....
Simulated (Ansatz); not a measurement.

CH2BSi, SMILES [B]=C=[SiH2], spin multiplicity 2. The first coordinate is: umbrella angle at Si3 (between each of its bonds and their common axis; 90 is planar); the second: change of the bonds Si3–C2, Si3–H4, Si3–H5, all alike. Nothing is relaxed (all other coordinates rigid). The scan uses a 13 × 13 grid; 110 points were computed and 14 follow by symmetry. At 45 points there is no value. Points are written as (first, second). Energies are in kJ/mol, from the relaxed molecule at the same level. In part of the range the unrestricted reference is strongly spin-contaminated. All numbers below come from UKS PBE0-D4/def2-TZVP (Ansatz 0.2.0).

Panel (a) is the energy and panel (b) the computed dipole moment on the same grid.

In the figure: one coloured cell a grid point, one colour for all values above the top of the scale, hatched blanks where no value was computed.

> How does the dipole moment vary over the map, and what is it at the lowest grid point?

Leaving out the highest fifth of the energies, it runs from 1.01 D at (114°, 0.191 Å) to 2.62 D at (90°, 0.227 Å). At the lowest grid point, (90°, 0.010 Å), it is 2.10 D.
....

Assigned task.
Wherever the line holding "In the figure: one" falls in the entries above, copy exactly from it through the line holding "lowest grid point?", inclusive, and add nothing.

Exercise answer.
In the figure: one coloured cell a grid point, one colour for all values above the top of the scale, hatched blanks where no value was computed.

> How does the dipole moment vary over the map, and what is it at the lowest grid point?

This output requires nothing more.